========

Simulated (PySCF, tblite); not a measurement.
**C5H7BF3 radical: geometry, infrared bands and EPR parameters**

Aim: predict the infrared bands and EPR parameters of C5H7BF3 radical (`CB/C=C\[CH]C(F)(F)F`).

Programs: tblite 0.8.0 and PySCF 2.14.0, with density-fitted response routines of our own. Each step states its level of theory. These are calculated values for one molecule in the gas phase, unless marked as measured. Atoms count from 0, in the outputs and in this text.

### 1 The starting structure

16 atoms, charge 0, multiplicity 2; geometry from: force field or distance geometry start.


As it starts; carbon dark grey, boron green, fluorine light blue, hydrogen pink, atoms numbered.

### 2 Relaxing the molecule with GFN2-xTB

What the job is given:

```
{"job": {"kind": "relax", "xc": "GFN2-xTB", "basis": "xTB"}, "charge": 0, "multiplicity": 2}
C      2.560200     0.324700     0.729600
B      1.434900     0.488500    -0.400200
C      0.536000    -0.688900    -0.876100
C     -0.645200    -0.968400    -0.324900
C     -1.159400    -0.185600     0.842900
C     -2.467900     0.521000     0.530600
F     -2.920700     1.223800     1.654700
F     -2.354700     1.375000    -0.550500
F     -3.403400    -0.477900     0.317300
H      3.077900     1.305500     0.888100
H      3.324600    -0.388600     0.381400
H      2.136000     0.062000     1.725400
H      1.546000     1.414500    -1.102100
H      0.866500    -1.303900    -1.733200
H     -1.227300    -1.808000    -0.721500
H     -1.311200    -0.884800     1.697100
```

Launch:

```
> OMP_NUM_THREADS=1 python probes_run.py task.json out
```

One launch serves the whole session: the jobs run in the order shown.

========

**Work item:**
Begin with the first line of the records and finish with the line containing "Aim: predict the". Reproduce those lines exactly, both ends included, and nothing else.

**Result:**
Simulated (PySCF, tblite); not a measurement.
**C5H7BF3 radical: geometry, infrared bands and EPR parameters**

Aim: predict the infrared bands and EPR parameters of C5H7BF3 radical (`CB/C=C\[CH]C(F)(F)F`).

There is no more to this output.